Provided data
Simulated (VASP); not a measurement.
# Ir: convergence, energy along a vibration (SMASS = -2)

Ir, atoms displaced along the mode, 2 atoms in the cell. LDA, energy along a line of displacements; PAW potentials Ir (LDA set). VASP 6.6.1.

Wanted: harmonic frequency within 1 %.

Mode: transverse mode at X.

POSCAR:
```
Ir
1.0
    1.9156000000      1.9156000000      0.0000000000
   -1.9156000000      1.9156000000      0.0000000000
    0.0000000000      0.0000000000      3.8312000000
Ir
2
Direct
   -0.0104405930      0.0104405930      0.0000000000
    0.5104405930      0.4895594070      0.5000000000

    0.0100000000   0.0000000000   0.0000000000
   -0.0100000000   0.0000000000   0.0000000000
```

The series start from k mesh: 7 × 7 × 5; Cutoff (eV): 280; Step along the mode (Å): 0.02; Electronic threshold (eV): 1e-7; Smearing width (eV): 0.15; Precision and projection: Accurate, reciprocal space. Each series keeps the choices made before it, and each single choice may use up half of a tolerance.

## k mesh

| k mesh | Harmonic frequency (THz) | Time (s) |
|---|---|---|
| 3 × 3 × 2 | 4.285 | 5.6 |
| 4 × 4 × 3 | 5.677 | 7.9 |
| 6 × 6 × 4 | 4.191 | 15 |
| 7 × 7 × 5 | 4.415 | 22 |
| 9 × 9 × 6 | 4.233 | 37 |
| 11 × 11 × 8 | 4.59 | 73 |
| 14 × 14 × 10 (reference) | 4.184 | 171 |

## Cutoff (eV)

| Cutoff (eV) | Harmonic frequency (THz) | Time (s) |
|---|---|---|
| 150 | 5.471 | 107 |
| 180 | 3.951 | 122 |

Assignment
Set down the records again, exactly.

Response area
Simulated (VASP); not a measurement.
# Ir: convergence, energy along a vibration (SMASS = -2)

Ir, atoms displaced along the mode, 2 atoms in the cell. LDA, energy along a line of displacements; PAW potentials Ir (LDA set). VASP 6.6.1.

Wanted: harmonic frequency within 1 %.

Mode: transverse mode at X.

POSCAR:
```
Ir
1.0
    1.9156000000      1.9156000000      0.0000000000
   -1.9156000000      1.9156000000      0.0000000000
    0.0000000000      0.0000000000      3.8312000000
Ir
2
Direct
   -0.0104405930      0.0104405930      0.0000000000
    0.5104405930      0.4895594070      0.5000000000

    0.0100000000   0.0000000000   0.0000000000
   -0.0100000000   0.0000000000   0.0000000000
```

The series start from k mesh: 7 × 7 × 5; Cutoff (eV): 280; Step along the mode (Å): 0.02; Electronic threshold (eV): 1e-7; Smearing width (eV): 0.15; Precision and projection: Accurate, reciprocal space. Each series keeps the choices made before it, and each single choice may use up half of a tolerance.

## k mesh

| k mesh | Harmonic frequency (THz) | Time (s) |
|---|---|---|
| 3 × 3 × 2 | 4.285 | 5.6 |
| 4 × 4 × 3 | 5.677 | 7.9 |
| 6 × 6 × 4 | 4.191 | 15 |
| 7 × 7 × 5 | 4.415 | 22 |
| 9 × 9 × 6 | 4.233 | 37 |
| 11 × 11 × 8 | 4.59 | 73 |
| 14 × 14 × 10 (reference) | 4.184 | 171 |

## Cutoff (eV)

| Cutoff (eV) | Harmonic frequency (THz) | Time (s) |
|---|---|---|
| 150 | 5.471 | 107 |
| 180 | 3.951 | 122 |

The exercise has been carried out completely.